*Requirement*:
When you reach the line containing "The results are set against them at the end." in the entries below, start writing out each line exactly, and stop after the line containing "The computed dipoles".

*Study material*:
/---
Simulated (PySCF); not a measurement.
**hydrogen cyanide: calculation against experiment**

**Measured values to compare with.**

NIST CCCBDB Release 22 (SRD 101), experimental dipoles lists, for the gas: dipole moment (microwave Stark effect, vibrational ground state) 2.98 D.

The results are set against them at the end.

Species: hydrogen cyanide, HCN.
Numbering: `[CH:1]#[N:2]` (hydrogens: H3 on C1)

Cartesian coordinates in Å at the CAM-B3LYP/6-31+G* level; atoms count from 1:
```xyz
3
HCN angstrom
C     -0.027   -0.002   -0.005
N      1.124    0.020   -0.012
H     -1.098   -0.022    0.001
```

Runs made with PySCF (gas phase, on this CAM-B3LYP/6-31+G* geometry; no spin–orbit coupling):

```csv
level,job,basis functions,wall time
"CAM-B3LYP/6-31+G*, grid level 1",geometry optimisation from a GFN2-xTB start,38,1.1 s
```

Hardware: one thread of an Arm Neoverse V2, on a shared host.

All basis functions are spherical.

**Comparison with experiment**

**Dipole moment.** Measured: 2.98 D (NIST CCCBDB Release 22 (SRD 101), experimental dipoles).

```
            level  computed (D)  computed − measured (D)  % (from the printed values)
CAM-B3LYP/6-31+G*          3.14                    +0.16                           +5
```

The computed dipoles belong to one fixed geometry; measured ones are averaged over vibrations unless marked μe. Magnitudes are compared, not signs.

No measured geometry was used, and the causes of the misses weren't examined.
\---

*Exercise response*:
The results are set against them at the end.

Species: hydrogen cyanide, HCN.
Numbering: `[CH:1]#[N:2]` (hydrogens: H3 on C1)

Cartesian coordinates in Å at the CAM-B3LYP/6-31+G* level; atoms count from 1:
```xyz
3
HCN angstrom
C     -0.027   -0.002   -0.005
N      1.124    0.020   -0.012
H     -1.098   -0.022    0.001
```

Runs made with PySCF (gas phase, on this CAM-B3LYP/6-31+G* geometry; no spin–orbit coupling):

```csv
level,job,basis functions,wall time
"CAM-B3LYP/6-31+G*, grid level 1",geometry optimisation from a GFN2-xTB start,38,1.1 s
```

Hardware: one thread of an Arm Neoverse V2, on a shared host.

All basis functions are spherical.

**Comparison with experiment**

**Dipole moment.** Measured: 2.98 D (NIST CCCBDB Release 22 (SRD 101), experimental dipoles).

```
            level  computed (D)  computed − measured (D)  % (from the printed values)
CAM-B3LYP/6-31+G*          3.14                    +0.16                           +5
```

The computed dipoles belong to one fixed geometry; measured ones are averaged over vibrations unless marked μe. Magnitudes are compared, not signs.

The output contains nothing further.